========

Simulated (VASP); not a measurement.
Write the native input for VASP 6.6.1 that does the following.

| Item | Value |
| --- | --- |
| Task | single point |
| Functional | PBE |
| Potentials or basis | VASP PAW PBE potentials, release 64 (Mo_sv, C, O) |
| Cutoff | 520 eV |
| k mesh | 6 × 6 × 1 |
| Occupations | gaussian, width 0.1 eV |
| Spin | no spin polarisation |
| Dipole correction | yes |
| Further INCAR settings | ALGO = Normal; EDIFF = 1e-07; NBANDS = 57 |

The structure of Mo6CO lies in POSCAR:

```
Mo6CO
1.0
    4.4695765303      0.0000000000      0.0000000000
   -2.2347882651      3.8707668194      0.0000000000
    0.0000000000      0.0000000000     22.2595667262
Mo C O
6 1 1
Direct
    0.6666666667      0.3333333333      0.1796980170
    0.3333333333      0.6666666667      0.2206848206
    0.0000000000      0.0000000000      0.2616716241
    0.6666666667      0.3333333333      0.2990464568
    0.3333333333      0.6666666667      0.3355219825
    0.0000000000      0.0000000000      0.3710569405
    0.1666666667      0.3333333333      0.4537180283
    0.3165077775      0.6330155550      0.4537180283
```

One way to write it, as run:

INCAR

========

### Activity
When you reach the line holding "Write the native" in the records above, begin reproducing exactly, stop after the line holding "width 0.1 eV |", and output nothing else.

### Task output
Write the native input for VASP 6.6.1 that does the following.

| Item | Value |
| --- | --- |
| Task | single point |
| Functional | PBE |
| Potentials or basis | VASP PAW PBE potentials, release 64 (Mo_sv, C, O) |
| Cutoff | 520 eV |
| k mesh | 6 × 6 × 1 |
| Occupations | gaussian, width 0.1 eV |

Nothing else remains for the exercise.